======== DATA SUPPLIED ========

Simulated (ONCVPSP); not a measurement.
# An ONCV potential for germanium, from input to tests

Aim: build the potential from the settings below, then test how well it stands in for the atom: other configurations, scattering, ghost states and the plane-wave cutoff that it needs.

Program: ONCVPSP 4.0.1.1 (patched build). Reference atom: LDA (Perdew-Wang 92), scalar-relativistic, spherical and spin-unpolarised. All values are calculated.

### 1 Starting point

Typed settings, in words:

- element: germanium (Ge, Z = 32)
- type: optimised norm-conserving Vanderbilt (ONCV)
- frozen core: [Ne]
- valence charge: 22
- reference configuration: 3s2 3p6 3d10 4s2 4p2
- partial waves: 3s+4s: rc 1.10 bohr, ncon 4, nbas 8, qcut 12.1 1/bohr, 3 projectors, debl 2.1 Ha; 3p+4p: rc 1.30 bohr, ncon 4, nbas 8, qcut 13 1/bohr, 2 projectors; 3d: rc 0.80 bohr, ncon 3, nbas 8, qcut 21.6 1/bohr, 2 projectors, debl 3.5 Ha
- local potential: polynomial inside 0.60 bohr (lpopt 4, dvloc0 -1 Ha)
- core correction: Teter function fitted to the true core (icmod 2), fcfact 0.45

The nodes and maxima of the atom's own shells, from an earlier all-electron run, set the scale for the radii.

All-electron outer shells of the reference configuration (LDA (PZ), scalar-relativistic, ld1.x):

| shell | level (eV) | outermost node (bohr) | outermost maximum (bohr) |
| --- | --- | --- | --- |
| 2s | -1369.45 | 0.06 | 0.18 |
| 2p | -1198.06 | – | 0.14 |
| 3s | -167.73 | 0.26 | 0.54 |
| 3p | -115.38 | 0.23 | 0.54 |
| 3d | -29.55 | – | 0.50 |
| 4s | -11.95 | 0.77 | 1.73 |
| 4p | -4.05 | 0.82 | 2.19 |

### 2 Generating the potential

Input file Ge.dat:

========

WORK TASK: Output exactly the lines of the material above from the one containing "0.06 | 0.18 |" up to and including the one containing "### 2 Generating the potential".

REPLY:
| 2s | -1369.45 | 0.06 | 0.18 |
| 2p | -1198.06 | – | 0.14 |
| 3s | -167.73 | 0.26 | 0.54 |
| 3p | -115.38 | 0.23 | 0.54 |
| 3d | -29.55 | – | 0.50 |
| 4s | -11.95 | 0.77 | 1.73 |
| 4p | -4.05 | 0.82 | 2.19 |

### 2 Generating the potential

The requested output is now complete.